RECORDED DATA:
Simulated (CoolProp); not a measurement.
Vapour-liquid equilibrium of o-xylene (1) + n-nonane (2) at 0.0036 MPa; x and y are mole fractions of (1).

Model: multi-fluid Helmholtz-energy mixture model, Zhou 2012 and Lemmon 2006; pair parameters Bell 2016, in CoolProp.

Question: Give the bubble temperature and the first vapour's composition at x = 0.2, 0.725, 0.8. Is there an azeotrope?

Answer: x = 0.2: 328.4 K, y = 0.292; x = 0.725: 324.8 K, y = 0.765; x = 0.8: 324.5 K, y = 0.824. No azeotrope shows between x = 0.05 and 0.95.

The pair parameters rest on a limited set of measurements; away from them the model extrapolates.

ASSIGNMENT: Reproduce the records above exactly, from the first line through the line containing "Answer: x = 0.2: 328.4", and output nothing else.

WORKED SOLUTION:
Simulated (CoolProp); not a measurement.
Vapour-liquid equilibrium of o-xylene (1) + n-nonane (2) at 0.0036 MPa; x and y are mole fractions of (1).

Model: multi-fluid Helmholtz-energy mixture model, Zhou 2012 and Lemmon 2006; pair parameters Bell 2016, in CoolProp.

Question: Give the bubble temperature and the first vapour's composition at x = 0.2, 0.725, 0.8. Is there an azeotrope?

Answer: x = 0.2: 328.4 K, y = 0.292; x = 0.725: 324.8 K, y = 0.765; x = 0.8: 324.5 K, y = 0.824. No azeotrope shows between x = 0.05 and 0.95.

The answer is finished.